== ENTRIES SUPPLIED ==
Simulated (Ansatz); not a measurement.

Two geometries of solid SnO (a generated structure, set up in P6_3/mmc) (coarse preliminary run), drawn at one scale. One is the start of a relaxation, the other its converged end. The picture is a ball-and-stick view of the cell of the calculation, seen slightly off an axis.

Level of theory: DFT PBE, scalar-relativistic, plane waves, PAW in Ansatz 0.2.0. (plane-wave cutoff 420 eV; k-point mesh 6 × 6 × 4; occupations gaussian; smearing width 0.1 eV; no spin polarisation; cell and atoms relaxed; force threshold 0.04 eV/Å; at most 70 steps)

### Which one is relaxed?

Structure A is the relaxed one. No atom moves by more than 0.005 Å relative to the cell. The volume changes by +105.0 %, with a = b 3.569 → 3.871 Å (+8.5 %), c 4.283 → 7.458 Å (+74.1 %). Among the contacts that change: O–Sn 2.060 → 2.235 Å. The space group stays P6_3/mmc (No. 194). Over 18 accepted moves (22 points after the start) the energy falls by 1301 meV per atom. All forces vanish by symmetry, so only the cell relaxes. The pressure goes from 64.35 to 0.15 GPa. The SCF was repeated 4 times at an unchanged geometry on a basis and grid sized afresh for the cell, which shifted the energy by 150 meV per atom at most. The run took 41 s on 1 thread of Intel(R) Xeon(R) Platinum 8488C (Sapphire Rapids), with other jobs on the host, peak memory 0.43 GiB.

== WORK ORDER ==
Reproduce, line for line, the material, starting at its first line, and end once the line holding "### Which one is relaxed?" has been output.

== WRITTEN REPLY ==
Simulated (Ansatz); not a measurement.

Two geometries of solid SnO (a generated structure, set up in P6_3/mmc) (coarse preliminary run), drawn at one scale. One is the start of a relaxation, the other its converged end. The picture is a ball-and-stick view of the cell of the calculation, seen slightly off an axis.

Level of theory: DFT PBE, scalar-relativistic, plane waves, PAW in Ansatz 0.2.0. (plane-wave cutoff 420 eV; k-point mesh 6 × 6 × 4; occupations gaussian; smearing width 0.1 eV; no spin polarisation; cell and atoms relaxed; force threshold 0.04 eV/Å; at most 70 steps)

### Which one is relaxed?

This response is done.